EXTRACTED MATERIAL >>
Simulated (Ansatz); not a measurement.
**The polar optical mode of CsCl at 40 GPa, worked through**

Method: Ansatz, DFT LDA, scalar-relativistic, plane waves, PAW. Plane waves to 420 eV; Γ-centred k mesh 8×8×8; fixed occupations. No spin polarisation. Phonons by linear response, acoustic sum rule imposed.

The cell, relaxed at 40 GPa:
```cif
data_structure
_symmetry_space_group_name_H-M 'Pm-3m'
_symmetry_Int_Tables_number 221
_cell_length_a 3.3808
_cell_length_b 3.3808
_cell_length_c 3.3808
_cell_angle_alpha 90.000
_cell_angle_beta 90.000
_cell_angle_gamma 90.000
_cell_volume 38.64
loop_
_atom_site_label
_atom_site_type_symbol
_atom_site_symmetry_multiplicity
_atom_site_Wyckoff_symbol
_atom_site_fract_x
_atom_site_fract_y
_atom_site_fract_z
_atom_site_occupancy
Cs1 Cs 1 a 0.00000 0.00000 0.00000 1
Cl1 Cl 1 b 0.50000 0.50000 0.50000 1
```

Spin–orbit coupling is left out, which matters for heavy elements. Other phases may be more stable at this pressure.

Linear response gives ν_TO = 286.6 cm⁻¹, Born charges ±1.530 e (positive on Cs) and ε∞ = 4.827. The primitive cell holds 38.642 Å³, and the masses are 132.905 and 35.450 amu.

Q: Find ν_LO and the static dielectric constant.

WORK ITEM >>
Once you have read the entries, write them all out again exactly.

EXERCISE RESPONSE >>
Simulated (Ansatz); not a measurement.
**The polar optical mode of CsCl at 40 GPa, worked through**

Method: Ansatz, DFT LDA, scalar-relativistic, plane waves, PAW. Plane waves to 420 eV; Γ-centred k mesh 8×8×8; fixed occupations. No spin polarisation. Phonons by linear response, acoustic sum rule imposed.

The cell, relaxed at 40 GPa:
```cif
data_structure
_symmetry_space_group_name_H-M 'Pm-3m'
_symmetry_Int_Tables_number 221
_cell_length_a 3.3808
_cell_length_b 3.3808
_cell_length_c 3.3808
_cell_angle_alpha 90.000
_cell_angle_beta 90.000
_cell_angle_gamma 90.000
_cell_volume 38.64
loop_
_atom_site_label
_atom_site_type_symbol
_atom_site_symmetry_multiplicity
_atom_site_Wyckoff_symbol
_atom_site_fract_x
_atom_site_fract_y
_atom_site_fract_z
_atom_site_occupancy
Cs1 Cs 1 a 0.00000 0.00000 0.00000 1
Cl1 Cl 1 b 0.50000 0.50000 0.50000 1
```

Spin–orbit coupling is left out, which matters for heavy elements. Other phases may be more stable at this pressure.

Linear response gives ν_TO = 286.6 cm⁻¹, Born charges ±1.530 e (positive on Cs) and ε∞ = 4.827. The primitive cell holds 38.642 Å³, and the masses are 132.905 and 35.450 amu.

Q: Find ν_LO and the static dielectric constant.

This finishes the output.